**Given data**
========

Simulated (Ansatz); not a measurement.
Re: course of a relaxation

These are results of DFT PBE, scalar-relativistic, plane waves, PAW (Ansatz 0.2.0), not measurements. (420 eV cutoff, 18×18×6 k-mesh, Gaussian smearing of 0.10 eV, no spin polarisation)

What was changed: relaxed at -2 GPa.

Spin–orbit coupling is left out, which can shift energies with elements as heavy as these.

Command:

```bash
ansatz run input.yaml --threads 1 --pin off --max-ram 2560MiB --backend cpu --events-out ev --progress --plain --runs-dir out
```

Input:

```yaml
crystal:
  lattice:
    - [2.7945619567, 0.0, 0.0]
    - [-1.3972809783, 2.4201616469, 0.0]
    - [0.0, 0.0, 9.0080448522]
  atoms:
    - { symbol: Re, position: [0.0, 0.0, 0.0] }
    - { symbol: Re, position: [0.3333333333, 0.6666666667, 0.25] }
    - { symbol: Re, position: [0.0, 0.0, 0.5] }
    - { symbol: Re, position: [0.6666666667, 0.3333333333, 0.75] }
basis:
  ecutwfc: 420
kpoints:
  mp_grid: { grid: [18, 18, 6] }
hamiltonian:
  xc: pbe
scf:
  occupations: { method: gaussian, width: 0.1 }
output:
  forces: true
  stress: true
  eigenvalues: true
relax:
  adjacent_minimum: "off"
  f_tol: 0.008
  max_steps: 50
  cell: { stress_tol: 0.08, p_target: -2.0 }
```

========

**Work order**
Write each record out again exactly.

**Written answer**
Simulated (Ansatz); not a measurement.
Re: course of a relaxation

These are results of DFT PBE, scalar-relativistic, plane waves, PAW (Ansatz 0.2.0), not measurements. (420 eV cutoff, 18×18×6 k-mesh, Gaussian smearing of 0.10 eV, no spin polarisation)

What was changed: relaxed at -2 GPa.

Spin–orbit coupling is left out, which can shift energies with elements as heavy as these.

Command:

```bash
ansatz run input.yaml --threads 1 --pin off --max-ram 2560MiB --backend cpu --events-out ev --progress --plain --runs-dir out
```

Input:

```yaml
crystal:
  lattice:
    - [2.7945619567, 0.0, 0.0]
    - [-1.3972809783, 2.4201616469, 0.0]
    - [0.0, 0.0, 9.0080448522]
  atoms:
    - { symbol: Re, position: [0.0, 0.0, 0.0] }
    - { symbol: Re, position: [0.3333333333, 0.6666666667, 0.25] }
    - { symbol: Re, position: [0.0, 0.0, 0.5] }
    - { symbol: Re, position: [0.6666666667, 0.3333333333, 0.75] }
basis:
  ecutwfc: 420
kpoints:
  mp_grid: { grid: [18, 18, 6] }
hamiltonian:
  xc: pbe
scf:
  occupations: { method: gaussian, width: 0.1 }
output:
  forces: true
  stress: true
  eigenvalues: true
relax:
  adjacent_minimum: "off"
  f_tol: 0.008
  max_steps: 50
  cell: { stress_tol: 0.08, p_target: -2.0 }
```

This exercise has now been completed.